DATASET EXCERPTS:
= Beginning of Section =

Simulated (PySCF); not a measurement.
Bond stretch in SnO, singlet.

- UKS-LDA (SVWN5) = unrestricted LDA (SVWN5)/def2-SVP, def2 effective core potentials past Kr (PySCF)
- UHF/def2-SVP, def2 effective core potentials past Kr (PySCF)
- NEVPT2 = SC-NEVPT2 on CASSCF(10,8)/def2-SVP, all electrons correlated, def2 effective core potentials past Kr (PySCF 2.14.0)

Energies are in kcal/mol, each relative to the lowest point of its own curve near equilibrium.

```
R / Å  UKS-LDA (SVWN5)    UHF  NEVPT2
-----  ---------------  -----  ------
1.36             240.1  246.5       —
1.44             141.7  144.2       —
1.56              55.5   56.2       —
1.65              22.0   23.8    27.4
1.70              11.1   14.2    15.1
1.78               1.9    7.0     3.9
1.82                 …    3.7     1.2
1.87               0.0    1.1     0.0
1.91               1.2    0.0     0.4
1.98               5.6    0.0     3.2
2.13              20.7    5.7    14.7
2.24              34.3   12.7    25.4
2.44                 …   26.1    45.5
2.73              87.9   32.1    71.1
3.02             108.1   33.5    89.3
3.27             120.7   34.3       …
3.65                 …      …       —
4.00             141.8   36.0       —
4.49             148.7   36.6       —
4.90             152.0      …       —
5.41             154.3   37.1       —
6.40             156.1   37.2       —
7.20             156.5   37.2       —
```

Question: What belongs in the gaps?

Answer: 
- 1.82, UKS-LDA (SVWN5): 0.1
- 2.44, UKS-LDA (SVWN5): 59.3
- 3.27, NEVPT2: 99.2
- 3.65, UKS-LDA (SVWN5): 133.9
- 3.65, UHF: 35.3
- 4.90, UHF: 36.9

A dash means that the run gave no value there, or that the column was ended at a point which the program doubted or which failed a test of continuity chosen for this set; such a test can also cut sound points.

= End of Section =

ACTION ITEM:
The first line of the listing above through the line containing "- 4.90, UHF: 36.9": print exactly that, both ends included.

PROBLEM SOLUTION:
Simulated (PySCF); not a measurement.
Bond stretch in SnO, singlet.

- UKS-LDA (SVWN5) = unrestricted LDA (SVWN5)/def2-SVP, def2 effective core potentials past Kr (PySCF)
- UHF/def2-SVP, def2 effective core potentials past Kr (PySCF)
- NEVPT2 = SC-NEVPT2 on CASSCF(10,8)/def2-SVP, all electrons correlated, def2 effective core potentials past Kr (PySCF 2.14.0)

Energies are in kcal/mol, each relative to the lowest point of its own curve near equilibrium.

```
R / Å  UKS-LDA (SVWN5)    UHF  NEVPT2
-----  ---------------  -----  ------
1.36             240.1  246.5       —
1.44             141.7  144.2       —
1.56              55.5   56.2       —
1.65              22.0   23.8    27.4
1.70              11.1   14.2    15.1
1.78               1.9    7.0     3.9
1.82                 …    3.7     1.2
1.87               0.0    1.1     0.0
1.91               1.2    0.0     0.4
1.98               5.6    0.0     3.2
2.13              20.7    5.7    14.7
2.24              34.3   12.7    25.4
2.44                 …   26.1    45.5
2.73              87.9   32.1    71.1
3.02             108.1   33.5    89.3
3.27             120.7   34.3       …
3.65                 …      …       —
4.00             141.8   36.0       —
4.49             148.7   36.6       —
4.90             152.0      …       —
5.41             154.3   37.1       —
6.40             156.1   37.2       —
7.20             156.5   37.2       —
```

Question: What belongs in the gaps?

Answer: 
- 1.82, UKS-LDA (SVWN5): 0.1
- 2.44, UKS-LDA (SVWN5): 59.3
- 3.27, NEVPT2: 99.2
- 3.65, UKS-LDA (SVWN5): 133.9
- 3.65, UHF: 35.3
- 4.90, UHF: 36.9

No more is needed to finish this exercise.